▶ **Requirement**
Reproduce the first line of the material below and each line after it, exactly, through the line containing "Q: Predict the pressure.", and give nothing more.

%%

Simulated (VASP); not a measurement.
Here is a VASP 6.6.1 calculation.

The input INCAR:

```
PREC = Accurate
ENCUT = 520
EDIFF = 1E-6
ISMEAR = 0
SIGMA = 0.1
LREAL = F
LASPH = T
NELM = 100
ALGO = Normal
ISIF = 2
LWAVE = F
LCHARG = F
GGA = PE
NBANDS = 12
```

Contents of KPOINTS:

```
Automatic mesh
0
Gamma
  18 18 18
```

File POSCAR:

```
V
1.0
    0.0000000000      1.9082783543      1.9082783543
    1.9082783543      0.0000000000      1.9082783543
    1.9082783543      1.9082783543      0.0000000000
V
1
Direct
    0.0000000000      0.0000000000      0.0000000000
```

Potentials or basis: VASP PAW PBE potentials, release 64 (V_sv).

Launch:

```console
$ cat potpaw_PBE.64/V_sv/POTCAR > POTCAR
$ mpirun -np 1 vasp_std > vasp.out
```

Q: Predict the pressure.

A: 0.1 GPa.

%%

▶ **Exercise result**
Simulated (VASP); not a measurement.
Here is a VASP 6.6.1 calculation.

The input INCAR:

```
PREC = Accurate
ENCUT = 520
EDIFF = 1E-6
ISMEAR = 0
SIGMA = 0.1
LREAL = F
LASPH = T
NELM = 100
ALGO = Normal
ISIF = 2
LWAVE = F
LCHARG = F
GGA = PE
NBANDS = 12
```

Contents of KPOINTS:

```
Automatic mesh
0
Gamma
  18 18 18
```

File POSCAR:

```
V
1.0
    0.0000000000      1.9082783543      1.9082783543
    1.9082783543      0.0000000000      1.9082783543
    1.9082783543      1.9082783543      0.0000000000
V
1
Direct
    0.0000000000      0.0000000000      0.0000000000
```

Potentials or basis: VASP PAW PBE potentials, release 64 (V_sv).

Launch:

```console
$ cat potpaw_PBE.64/V_sv/POTCAR > POTCAR
$ mpirun -np 1 vasp_std > vasp.out
```

Q: Predict the pressure.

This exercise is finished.